========================================================================

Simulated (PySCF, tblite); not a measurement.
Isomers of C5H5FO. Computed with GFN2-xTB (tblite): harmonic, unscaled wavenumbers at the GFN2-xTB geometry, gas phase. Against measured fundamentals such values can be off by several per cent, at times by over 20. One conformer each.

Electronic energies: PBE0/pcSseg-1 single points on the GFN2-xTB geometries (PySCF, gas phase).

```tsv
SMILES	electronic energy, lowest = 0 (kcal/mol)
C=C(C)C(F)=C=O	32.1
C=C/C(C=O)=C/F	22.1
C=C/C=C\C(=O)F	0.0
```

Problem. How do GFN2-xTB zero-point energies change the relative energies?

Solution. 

========================================================================

■ ACTIVITY:
Retype the records above from the very first line down to the line with "Problem. How do", keeping both of those lines. Include nothing beyond them.

■ WRITTEN ANSWER:
Simulated (PySCF, tblite); not a measurement.
Isomers of C5H5FO. Computed with GFN2-xTB (tblite): harmonic, unscaled wavenumbers at the GFN2-xTB geometry, gas phase. Against measured fundamentals such values can be off by several per cent, at times by over 20. One conformer each.

Electronic energies: PBE0/pcSseg-1 single points on the GFN2-xTB geometries (PySCF, gas phase).

```tsv
SMILES	electronic energy, lowest = 0 (kcal/mol)
C=C(C)C(F)=C=O	32.1
C=C/C(C=O)=C/F	22.1
C=C/C=C\C(=O)F	0.0
```

Problem. How do GFN2-xTB zero-point energies change the relative energies?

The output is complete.